Information given:
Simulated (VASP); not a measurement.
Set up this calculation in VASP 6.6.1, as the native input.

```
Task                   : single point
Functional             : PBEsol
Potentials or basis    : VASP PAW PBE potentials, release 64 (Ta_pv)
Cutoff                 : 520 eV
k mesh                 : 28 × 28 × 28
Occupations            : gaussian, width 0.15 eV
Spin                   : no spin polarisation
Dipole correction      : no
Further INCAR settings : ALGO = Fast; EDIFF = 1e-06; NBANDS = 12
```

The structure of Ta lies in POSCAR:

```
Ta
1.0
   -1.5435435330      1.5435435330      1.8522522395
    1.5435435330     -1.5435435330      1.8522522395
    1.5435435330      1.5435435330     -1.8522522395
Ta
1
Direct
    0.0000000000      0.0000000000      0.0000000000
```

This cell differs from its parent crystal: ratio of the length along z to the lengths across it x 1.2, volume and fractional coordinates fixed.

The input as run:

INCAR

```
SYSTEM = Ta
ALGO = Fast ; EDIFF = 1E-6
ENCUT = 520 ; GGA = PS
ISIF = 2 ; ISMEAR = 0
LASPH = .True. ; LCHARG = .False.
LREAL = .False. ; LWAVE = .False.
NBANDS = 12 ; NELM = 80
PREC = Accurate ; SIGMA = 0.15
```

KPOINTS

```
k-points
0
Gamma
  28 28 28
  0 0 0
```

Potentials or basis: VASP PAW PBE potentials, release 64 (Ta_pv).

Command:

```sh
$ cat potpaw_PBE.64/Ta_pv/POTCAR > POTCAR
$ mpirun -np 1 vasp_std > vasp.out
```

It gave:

Work request:
Write the complete data out, exactly as above.

Exercise result:
Simulated (VASP); not a measurement.
Set up this calculation in VASP 6.6.1, as the native input.

```
Task                   : single point
Functional             : PBEsol
Potentials or basis    : VASP PAW PBE potentials, release 64 (Ta_pv)
Cutoff                 : 520 eV
k mesh                 : 28 × 28 × 28
Occupations            : gaussian, width 0.15 eV
Spin                   : no spin polarisation
Dipole correction      : no
Further INCAR settings : ALGO = Fast; EDIFF = 1e-06; NBANDS = 12
```

The structure of Ta lies in POSCAR:

```
Ta
1.0
   -1.5435435330      1.5435435330      1.8522522395
    1.5435435330     -1.5435435330      1.8522522395
    1.5435435330      1.5435435330     -1.8522522395
Ta
1
Direct
    0.0000000000      0.0000000000      0.0000000000
```

This cell differs from its parent crystal: ratio of the length along z to the lengths across it x 1.2, volume and fractional coordinates fixed.

The input as run:

INCAR

```
SYSTEM = Ta
ALGO = Fast ; EDIFF = 1E-6
ENCUT = 520 ; GGA = PS
ISIF = 2 ; ISMEAR = 0
LASPH = .True. ; LCHARG = .False.
LREAL = .False. ; LWAVE = .False.
NBANDS = 12 ; NELM = 80
PREC = Accurate ; SIGMA = 0.15
```

KPOINTS

```
k-points
0
Gamma
  28 28 28
  0 0 0
```

Potentials or basis: VASP PAW PBE potentials, release 64 (Ta_pv).

Command:

```sh
$ cat potpaw_PBE.64/Ta_pv/POTCAR > POTCAR
$ mpirun -np 1 vasp_std > vasp.out
```

It gave:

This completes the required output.